:: Extracted data ::
------

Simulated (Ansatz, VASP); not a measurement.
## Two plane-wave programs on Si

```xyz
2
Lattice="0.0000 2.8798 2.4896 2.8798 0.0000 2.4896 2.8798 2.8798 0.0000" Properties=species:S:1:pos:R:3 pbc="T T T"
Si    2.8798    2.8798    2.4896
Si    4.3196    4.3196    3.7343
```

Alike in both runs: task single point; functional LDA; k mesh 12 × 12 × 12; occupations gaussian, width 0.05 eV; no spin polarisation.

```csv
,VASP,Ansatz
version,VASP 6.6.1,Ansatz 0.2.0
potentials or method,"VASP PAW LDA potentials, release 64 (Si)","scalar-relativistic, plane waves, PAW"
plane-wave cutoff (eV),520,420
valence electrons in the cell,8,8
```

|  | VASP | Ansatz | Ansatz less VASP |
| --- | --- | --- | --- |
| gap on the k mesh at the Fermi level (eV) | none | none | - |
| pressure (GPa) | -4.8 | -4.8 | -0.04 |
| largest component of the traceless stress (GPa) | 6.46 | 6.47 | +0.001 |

------

:: Work request ::
The answer should consist of every record above, copied exactly.

:: Result ::
Simulated (Ansatz, VASP); not a measurement.
## Two plane-wave programs on Si

```xyz
2
Lattice="0.0000 2.8798 2.4896 2.8798 0.0000 2.4896 2.8798 2.8798 0.0000" Properties=species:S:1:pos:R:3 pbc="T T T"
Si    2.8798    2.8798    2.4896
Si    4.3196    4.3196    3.7343
```

Alike in both runs: task single point; functional LDA; k mesh 12 × 12 × 12; occupations gaussian, width 0.05 eV; no spin polarisation.

```csv
,VASP,Ansatz
version,VASP 6.6.1,Ansatz 0.2.0
potentials or method,"VASP PAW LDA potentials, release 64 (Si)","scalar-relativistic, plane waves, PAW"
plane-wave cutoff (eV),520,420
valence electrons in the cell,8,8
```

|  | VASP | Ansatz | Ansatz less VASP |
| --- | --- | --- | --- |
| gap on the k mesh at the Fermi level (eV) | none | none | - |
| pressure (GPa) | -4.8 | -4.8 | -0.04 |
| largest component of the traceless stress (GPa) | 6.46 | 6.47 | +0.001 |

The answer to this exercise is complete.